══ PROVIDED DATA ══

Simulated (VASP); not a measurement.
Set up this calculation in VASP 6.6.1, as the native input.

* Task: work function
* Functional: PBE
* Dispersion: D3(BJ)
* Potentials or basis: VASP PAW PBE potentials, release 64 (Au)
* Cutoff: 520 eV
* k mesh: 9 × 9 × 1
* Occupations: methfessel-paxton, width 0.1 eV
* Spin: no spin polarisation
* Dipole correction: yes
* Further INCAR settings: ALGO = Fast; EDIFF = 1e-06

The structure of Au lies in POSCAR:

═══

* _REQUIREMENT_:
In full and without alteration, write out each record.

* _EXERCISE RESULT_:
Simulated (VASP); not a measurement.
Set up this calculation in VASP 6.6.1, as the native input.

* Task: work function
* Functional: PBE
* Dispersion: D3(BJ)
* Potentials or basis: VASP PAW PBE potentials, release 64 (Au)
* Cutoff: 520 eV
* k mesh: 9 × 9 × 1
* Occupations: methfessel-paxton, width 0.1 eV
* Spin: no spin polarisation
* Dipole correction: yes
* Further INCAR settings: ALGO = Fast; EDIFF = 1e-06

The structure of Au lies in POSCAR:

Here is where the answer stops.